* _WORK ORDER_:
Please restate, exactly as written, the lines running from the beginning of the material through the line that has "Potentials or basis: VASP" in it.

* _EXTRACTED MATERIAL_:
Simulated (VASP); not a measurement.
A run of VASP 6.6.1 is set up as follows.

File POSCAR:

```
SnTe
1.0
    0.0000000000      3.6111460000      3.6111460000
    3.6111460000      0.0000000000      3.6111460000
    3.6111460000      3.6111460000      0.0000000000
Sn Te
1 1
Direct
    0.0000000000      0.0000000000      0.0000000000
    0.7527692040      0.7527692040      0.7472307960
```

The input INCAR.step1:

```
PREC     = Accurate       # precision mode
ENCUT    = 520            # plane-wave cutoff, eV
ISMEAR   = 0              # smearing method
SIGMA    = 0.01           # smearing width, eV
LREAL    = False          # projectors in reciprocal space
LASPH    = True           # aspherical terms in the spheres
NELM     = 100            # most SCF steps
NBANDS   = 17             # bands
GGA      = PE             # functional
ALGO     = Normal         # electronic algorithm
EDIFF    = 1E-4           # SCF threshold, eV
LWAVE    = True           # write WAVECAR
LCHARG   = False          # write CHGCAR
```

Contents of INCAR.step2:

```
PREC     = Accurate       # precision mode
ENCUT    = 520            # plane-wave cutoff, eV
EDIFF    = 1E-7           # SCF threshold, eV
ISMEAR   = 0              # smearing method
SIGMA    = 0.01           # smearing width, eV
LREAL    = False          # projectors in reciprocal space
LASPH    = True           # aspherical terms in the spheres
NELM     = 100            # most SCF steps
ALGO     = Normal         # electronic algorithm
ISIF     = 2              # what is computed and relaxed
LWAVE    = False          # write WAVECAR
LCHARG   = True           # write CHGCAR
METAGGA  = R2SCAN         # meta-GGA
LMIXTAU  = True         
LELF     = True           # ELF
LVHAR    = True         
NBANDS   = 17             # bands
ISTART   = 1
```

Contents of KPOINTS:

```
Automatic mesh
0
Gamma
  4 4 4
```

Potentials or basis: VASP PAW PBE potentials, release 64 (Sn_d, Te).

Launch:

* _EXERCISE RESULT_:
Simulated (VASP); not a measurement.
A run of VASP 6.6.1 is set up as follows.

File POSCAR:

```
SnTe
1.0
    0.0000000000      3.6111460000      3.6111460000
    3.6111460000      0.0000000000      3.6111460000
    3.6111460000      3.6111460000      0.0000000000
Sn Te
1 1
Direct
    0.0000000000      0.0000000000      0.0000000000
    0.7527692040      0.7527692040      0.7472307960
```

The input INCAR.step1:

```
PREC     = Accurate       # precision mode
ENCUT    = 520            # plane-wave cutoff, eV
ISMEAR   = 0              # smearing method
SIGMA    = 0.01           # smearing width, eV
LREAL    = False          # projectors in reciprocal space
LASPH    = True           # aspherical terms in the spheres
NELM     = 100            # most SCF steps
NBANDS   = 17             # bands
GGA      = PE             # functional
ALGO     = Normal         # electronic algorithm
EDIFF    = 1E-4           # SCF threshold, eV
LWAVE    = True           # write WAVECAR
LCHARG   = False          # write CHGCAR
```

Contents of INCAR.step2:

```
PREC     = Accurate       # precision mode
ENCUT    = 520            # plane-wave cutoff, eV
EDIFF    = 1E-7           # SCF threshold, eV
ISMEAR   = 0              # smearing method
SIGMA    = 0.01           # smearing width, eV
LREAL    = False          # projectors in reciprocal space
LASPH    = True           # aspherical terms in the spheres
NELM     = 100            # most SCF steps
ALGO     = Normal         # electronic algorithm
ISIF     = 2              # what is computed and relaxed
LWAVE    = False          # write WAVECAR
LCHARG   = True           # write CHGCAR
METAGGA  = R2SCAN         # meta-GGA
LMIXTAU  = True         
LELF     = True           # ELF
LVHAR    = True         
NBANDS   = 17             # bands
ISTART   = 1
```

Contents of KPOINTS:

```
Automatic mesh
0
Gamma
  4 4 4
```

Potentials or basis: VASP PAW PBE potentials, release 64 (Sn_d, Te).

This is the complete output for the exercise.